Data excerpts:
----------

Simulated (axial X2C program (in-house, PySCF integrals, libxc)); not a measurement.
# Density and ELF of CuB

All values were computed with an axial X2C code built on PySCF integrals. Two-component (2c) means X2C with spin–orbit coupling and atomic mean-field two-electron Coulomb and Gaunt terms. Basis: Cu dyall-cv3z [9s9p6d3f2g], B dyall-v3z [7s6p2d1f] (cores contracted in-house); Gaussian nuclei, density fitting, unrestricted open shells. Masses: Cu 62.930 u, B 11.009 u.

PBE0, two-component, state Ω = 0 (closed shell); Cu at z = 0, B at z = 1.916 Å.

----------

Work instruction: Your task is to transcribe each record faithfully and in full.

Answer space:
Simulated (axial X2C program (in-house, PySCF integrals, libxc)); not a measurement.
# Density and ELF of CuB

All values were computed with an axial X2C code built on PySCF integrals. Two-component (2c) means X2C with spin–orbit coupling and atomic mean-field two-electron Coulomb and Gaunt terms. Basis: Cu dyall-cv3z [9s9p6d3f2g], B dyall-v3z [7s6p2d1f] (cores contracted in-house); Gaussian nuclei, density fitting, unrestricted open shells. Masses: Cu 62.930 u, B 11.009 u.

PBE0, two-component, state Ω = 0 (closed shell); Cu at z = 0, B at z = 1.916 Å.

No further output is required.